I would like you to print all the records below exactly as they are.

§ Dataset records:
==================================================

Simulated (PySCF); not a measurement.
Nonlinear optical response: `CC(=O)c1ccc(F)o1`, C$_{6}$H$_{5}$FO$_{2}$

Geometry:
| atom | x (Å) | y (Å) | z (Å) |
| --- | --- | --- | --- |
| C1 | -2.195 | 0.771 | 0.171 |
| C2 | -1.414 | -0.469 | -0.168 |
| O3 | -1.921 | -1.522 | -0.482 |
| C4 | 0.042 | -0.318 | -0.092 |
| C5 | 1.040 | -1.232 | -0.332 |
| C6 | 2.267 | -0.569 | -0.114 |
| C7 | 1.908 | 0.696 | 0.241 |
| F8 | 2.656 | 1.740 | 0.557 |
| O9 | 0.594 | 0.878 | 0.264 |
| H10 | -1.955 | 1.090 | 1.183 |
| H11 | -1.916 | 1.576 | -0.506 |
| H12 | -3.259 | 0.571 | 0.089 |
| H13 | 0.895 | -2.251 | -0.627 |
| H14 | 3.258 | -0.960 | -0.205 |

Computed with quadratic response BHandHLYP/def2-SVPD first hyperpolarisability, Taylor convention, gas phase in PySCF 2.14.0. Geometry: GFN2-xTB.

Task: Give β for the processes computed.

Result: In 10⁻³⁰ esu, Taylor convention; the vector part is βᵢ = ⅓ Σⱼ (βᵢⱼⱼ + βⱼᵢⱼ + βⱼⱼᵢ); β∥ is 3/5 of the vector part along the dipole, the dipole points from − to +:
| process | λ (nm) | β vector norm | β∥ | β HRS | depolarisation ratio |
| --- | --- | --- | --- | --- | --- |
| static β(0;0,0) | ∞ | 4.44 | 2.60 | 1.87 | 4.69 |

==================================================

§ Reply:
Simulated (PySCF); not a measurement.
Nonlinear optical response: `CC(=O)c1ccc(F)o1`, C$_{6}$H$_{5}$FO$_{2}$

Geometry:
| atom | x (Å) | y (Å) | z (Å) |
| --- | --- | --- | --- |
| C1 | -2.195 | 0.771 | 0.171 |
| C2 | -1.414 | -0.469 | -0.168 |
| O3 | -1.921 | -1.522 | -0.482 |
| C4 | 0.042 | -0.318 | -0.092 |
| C5 | 1.040 | -1.232 | -0.332 |
| C6 | 2.267 | -0.569 | -0.114 |
| C7 | 1.908 | 0.696 | 0.241 |
| F8 | 2.656 | 1.740 | 0.557 |
| O9 | 0.594 | 0.878 | 0.264 |
| H10 | -1.955 | 1.090 | 1.183 |
| H11 | -1.916 | 1.576 | -0.506 |
| H12 | -3.259 | 0.571 | 0.089 |
| H13 | 0.895 | -2.251 | -0.627 |
| H14 | 3.258 | -0.960 | -0.205 |

Computed with quadratic response BHandHLYP/def2-SVPD first hyperpolarisability, Taylor convention, gas phase in PySCF 2.14.0. Geometry: GFN2-xTB.

Task: Give β for the processes computed.

Result: In 10⁻³⁰ esu, Taylor convention; the vector part is βᵢ = ⅓ Σⱼ (βᵢⱼⱼ + βⱼᵢⱼ + βⱼⱼᵢ); β∥ is 3/5 of the vector part along the dipole, the dipole points from − to +:
| process | λ (nm) | β vector norm | β∥ | β HRS | depolarisation ratio |
| --- | --- | --- | --- | --- | --- |
| static β(0;0,0) | ∞ | 4.44 | 2.60 | 1.87 | 4.69 |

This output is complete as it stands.